Assigned task: From the first line through the one containing "s = +1 for A", restate the listing word for word, and give no other lines.

Dataset:
⟨

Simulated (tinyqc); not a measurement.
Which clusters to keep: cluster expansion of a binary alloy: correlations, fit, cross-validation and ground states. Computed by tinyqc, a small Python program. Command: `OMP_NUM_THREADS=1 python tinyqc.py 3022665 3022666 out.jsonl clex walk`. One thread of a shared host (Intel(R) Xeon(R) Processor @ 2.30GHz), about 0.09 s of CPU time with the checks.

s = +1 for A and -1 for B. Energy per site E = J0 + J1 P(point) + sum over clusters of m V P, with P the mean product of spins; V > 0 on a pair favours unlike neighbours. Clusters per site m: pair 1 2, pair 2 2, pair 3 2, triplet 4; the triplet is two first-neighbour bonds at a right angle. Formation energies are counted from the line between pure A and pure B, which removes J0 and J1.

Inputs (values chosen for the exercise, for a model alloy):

⟩

Task solution:
Simulated (tinyqc); not a measurement.
Which clusters to keep: cluster expansion of a binary alloy: correlations, fit, cross-validation and ground states. Computed by tinyqc, a small Python program. Command: `OMP_NUM_THREADS=1 python tinyqc.py 3022665 3022666 out.jsonl clex walk`. One thread of a shared host (Intel(R) Xeon(R) Processor @ 2.30GHz), about 0.09 s of CPU time with the checks.

s = +1 for A and -1 for B. Energy per site E = J0 + J1 P(point) + sum over clusters of m V P, with P the mean product of spins; V > 0 on a pair favours unlike neighbours. Clusters per site m: pair 1 2, pair 2 2, pair 3 2, triplet 4; the triplet is two first-neighbour bonds at a right angle. Formation energies are counted from the line between pure A and pure B, which removes J0 and J1.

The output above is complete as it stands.